◆ **Assignment**: The expected answer holds every line from the first line of the data below through the line containing "Uniaxial -5.23 %", exactly as written, and no other line.

*****
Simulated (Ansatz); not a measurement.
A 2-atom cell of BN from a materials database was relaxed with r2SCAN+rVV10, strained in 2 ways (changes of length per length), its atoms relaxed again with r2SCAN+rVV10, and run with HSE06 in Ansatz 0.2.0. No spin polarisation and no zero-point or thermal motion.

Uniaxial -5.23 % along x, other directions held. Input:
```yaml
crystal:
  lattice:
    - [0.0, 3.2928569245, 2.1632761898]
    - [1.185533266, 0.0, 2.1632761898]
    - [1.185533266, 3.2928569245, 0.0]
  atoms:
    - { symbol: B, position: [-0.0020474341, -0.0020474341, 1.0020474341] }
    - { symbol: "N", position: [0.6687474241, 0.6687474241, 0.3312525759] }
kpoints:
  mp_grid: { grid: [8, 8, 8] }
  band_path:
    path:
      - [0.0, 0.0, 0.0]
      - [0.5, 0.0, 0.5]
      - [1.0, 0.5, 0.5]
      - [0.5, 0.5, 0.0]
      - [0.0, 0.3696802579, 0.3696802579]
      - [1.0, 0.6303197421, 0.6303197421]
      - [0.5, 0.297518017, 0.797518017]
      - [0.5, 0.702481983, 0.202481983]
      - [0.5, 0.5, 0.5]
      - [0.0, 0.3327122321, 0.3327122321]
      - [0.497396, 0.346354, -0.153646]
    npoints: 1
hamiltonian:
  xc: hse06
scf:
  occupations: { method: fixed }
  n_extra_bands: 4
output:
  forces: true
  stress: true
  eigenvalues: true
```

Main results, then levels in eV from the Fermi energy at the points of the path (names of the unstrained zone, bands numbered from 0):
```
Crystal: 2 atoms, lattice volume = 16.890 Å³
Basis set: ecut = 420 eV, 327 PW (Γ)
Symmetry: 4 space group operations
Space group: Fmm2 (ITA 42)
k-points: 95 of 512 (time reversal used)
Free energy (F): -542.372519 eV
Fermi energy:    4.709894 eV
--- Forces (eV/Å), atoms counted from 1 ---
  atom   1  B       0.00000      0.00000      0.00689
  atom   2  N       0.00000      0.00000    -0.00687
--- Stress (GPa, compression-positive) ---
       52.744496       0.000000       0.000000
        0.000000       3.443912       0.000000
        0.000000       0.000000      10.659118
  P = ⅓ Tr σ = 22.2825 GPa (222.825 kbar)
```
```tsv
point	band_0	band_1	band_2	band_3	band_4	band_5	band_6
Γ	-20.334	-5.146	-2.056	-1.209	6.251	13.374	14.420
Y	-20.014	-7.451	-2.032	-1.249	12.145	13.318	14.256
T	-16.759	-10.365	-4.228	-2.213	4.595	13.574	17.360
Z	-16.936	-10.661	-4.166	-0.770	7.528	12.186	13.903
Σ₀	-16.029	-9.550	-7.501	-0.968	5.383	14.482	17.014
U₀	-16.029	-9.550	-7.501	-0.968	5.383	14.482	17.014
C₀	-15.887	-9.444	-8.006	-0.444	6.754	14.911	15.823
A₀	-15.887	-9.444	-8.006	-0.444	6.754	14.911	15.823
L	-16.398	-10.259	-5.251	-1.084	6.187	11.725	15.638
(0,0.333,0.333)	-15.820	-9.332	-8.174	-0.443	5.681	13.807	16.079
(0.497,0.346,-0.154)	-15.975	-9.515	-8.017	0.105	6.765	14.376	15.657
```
*****

◆ **Reply**:
Simulated (Ansatz); not a measurement.
A 2-atom cell of BN from a materials database was relaxed with r2SCAN+rVV10, strained in 2 ways (changes of length per length), its atoms relaxed again with r2SCAN+rVV10, and run with HSE06 in Ansatz 0.2.0. No spin polarisation and no zero-point or thermal motion.

Uniaxial -5.23 % along x, other directions held. Input:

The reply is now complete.